——
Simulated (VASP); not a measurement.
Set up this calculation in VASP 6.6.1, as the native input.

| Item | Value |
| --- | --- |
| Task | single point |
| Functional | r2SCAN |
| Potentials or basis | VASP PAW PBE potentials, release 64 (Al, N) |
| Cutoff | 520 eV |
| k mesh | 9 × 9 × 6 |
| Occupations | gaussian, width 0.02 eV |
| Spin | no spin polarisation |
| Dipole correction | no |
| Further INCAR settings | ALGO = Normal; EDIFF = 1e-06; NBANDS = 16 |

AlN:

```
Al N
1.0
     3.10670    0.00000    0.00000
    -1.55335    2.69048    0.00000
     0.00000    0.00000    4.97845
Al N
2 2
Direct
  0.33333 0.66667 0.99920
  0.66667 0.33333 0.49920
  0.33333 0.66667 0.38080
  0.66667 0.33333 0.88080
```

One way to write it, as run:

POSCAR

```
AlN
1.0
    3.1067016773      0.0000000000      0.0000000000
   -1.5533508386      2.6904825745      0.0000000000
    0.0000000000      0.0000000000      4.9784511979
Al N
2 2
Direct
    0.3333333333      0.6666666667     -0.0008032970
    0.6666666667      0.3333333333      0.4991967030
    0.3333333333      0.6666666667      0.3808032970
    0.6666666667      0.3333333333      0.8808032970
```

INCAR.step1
——

Exercise: Output the listing verbatim through the "mesh | 9 × 9 × 6 |" line.

Reply:
Simulated (VASP); not a measurement.
Set up this calculation in VASP 6.6.1, as the native input.

| Item | Value |
| --- | --- |
| Task | single point |
| Functional | r2SCAN |
| Potentials or basis | VASP PAW PBE potentials, release 64 (Al, N) |
| Cutoff | 520 eV |
| k mesh | 9 × 9 × 6 |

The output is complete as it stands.